_TASK ITEM_. Find the line with "v1.0 | 7.22 |" and the line with "Problem. What does" in the entries below; output exactly those two lines, every line between them, and no others.

_RECORDS SHOWN_.
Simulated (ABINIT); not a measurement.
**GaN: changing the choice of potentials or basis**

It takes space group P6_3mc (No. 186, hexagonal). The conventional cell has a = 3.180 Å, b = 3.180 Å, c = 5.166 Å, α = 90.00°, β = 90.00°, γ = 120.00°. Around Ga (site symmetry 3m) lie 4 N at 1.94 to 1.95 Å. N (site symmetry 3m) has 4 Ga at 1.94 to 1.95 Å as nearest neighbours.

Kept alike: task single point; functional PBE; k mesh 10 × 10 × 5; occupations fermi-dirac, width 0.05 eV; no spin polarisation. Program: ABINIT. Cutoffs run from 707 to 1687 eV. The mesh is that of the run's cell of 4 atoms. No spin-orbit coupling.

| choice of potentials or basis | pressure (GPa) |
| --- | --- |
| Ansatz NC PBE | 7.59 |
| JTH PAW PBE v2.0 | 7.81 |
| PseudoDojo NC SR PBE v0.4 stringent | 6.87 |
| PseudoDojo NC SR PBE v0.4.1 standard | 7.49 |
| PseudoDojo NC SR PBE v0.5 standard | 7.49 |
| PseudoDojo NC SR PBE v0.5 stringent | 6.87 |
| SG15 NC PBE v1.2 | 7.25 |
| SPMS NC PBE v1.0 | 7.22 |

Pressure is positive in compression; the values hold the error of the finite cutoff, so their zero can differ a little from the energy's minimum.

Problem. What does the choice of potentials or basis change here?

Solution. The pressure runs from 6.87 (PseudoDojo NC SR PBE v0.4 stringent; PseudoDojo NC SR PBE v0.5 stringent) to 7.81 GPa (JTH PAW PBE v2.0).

_EXERCISE SOLUTION_.
| SPMS NC PBE v1.0 | 7.22 |

Pressure is positive in compression; the values hold the error of the finite cutoff, so their zero can differ a little from the energy's minimum.

Problem. What does the choice of potentials or basis change here?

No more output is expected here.